> _Brief_: Type again, exactly, the lines below from the start through the line that includes "time to the target = 115.0 h".

** Data follows **

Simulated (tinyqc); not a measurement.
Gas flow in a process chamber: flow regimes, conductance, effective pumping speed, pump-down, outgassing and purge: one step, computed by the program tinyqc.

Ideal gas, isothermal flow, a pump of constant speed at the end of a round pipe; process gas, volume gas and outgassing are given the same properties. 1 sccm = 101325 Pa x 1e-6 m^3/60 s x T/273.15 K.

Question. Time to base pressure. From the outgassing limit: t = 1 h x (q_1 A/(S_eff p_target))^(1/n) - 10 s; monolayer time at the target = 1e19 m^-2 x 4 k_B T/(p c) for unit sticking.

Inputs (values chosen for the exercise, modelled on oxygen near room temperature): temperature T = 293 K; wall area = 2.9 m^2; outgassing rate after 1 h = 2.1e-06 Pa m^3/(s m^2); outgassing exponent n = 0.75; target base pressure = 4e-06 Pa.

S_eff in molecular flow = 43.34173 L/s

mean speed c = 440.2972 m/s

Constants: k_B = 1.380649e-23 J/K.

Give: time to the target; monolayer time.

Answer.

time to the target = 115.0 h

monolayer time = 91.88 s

** End of Data **

> _Your response_:
Simulated (tinyqc); not a measurement.
Gas flow in a process chamber: flow regimes, conductance, effective pumping speed, pump-down, outgassing and purge: one step, computed by the program tinyqc.

Ideal gas, isothermal flow, a pump of constant speed at the end of a round pipe; process gas, volume gas and outgassing are given the same properties. 1 sccm = 101325 Pa x 1e-6 m^3/60 s x T/273.15 K.

Question. Time to base pressure. From the outgassing limit: t = 1 h x (q_1 A/(S_eff p_target))^(1/n) - 10 s; monolayer time at the target = 1e19 m^-2 x 4 k_B T/(p c) for unit sticking.

Inputs (values chosen for the exercise, modelled on oxygen near room temperature): temperature T = 293 K; wall area = 2.9 m^2; outgassing rate after 1 h = 2.1e-06 Pa m^3/(s m^2); outgassing exponent n = 0.75; target base pressure = 4e-06 Pa.

S_eff in molecular flow = 43.34173 L/s

mean speed c = 440.2972 m/s

Constants: k_B = 1.380649e-23 J/K.

Give: time to the target; monolayer time.

Answer.

time to the target = 115.0 h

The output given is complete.